__WORK ORDER__:
The lines to be extracted run from the start of the listing through the line containing "Bonds: C1–Si2, Si2–C3, Si2–C4."; copy them exactly and nothing else.

╭─ DATA EXTRACT

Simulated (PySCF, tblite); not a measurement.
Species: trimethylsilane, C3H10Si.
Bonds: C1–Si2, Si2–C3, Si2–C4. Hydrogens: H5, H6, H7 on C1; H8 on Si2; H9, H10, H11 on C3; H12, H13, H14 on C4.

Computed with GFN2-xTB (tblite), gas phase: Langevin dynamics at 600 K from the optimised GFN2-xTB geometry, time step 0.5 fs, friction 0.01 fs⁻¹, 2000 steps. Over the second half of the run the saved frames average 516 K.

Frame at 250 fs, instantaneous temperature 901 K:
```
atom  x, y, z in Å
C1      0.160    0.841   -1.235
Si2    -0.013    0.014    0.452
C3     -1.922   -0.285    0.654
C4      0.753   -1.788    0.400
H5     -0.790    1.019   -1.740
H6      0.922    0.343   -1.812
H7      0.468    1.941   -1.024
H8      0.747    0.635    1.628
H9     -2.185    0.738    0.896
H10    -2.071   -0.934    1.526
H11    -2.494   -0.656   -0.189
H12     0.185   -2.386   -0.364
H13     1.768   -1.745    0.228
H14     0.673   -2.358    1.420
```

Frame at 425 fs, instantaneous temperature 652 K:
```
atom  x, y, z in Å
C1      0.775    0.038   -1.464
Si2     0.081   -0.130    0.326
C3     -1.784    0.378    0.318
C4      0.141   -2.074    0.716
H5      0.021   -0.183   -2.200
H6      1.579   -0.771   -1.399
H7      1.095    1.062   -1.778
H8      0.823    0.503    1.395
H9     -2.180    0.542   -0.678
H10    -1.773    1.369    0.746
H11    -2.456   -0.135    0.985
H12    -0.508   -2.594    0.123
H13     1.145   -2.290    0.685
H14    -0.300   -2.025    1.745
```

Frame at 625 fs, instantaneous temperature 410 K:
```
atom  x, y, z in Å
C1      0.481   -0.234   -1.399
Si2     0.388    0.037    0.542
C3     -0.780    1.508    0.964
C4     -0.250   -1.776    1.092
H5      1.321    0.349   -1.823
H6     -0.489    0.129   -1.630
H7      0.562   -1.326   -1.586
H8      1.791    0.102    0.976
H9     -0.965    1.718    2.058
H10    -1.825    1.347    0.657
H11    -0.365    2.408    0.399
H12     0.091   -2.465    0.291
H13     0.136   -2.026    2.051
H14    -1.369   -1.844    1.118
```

╰─

__EXERCISE RESULT__:
Simulated (PySCF, tblite); not a measurement.
Species: trimethylsilane, C3H10Si.
Bonds: C1–Si2, Si2–C3, Si2–C4. Hydrogens: H5, H6, H7 on C1; H8 on Si2; H9, H10, H11 on C3; H12, H13, H14 on C4.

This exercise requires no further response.